——————————
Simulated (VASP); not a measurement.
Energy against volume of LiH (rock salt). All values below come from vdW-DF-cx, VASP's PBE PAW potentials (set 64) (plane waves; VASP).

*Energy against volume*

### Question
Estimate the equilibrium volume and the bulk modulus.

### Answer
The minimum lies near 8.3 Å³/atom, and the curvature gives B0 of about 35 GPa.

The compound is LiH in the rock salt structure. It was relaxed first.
——————————

**Work task**: Of the entries above, repeat exactly the lines between the line with "Energy against volume of" and the line with "The minimum lies", inclusive, and no others.

**Exercise output**:
Energy against volume of LiH (rock salt). All values below come from vdW-DF-cx, VASP's PBE PAW potentials (set 64) (plane waves; VASP).

*Energy against volume*

### Question
Estimate the equilibrium volume and the bulk modulus.

### Answer
The minimum lies near 8.3 Å³/atom, and the curvature gives B0 of about 35 GPa.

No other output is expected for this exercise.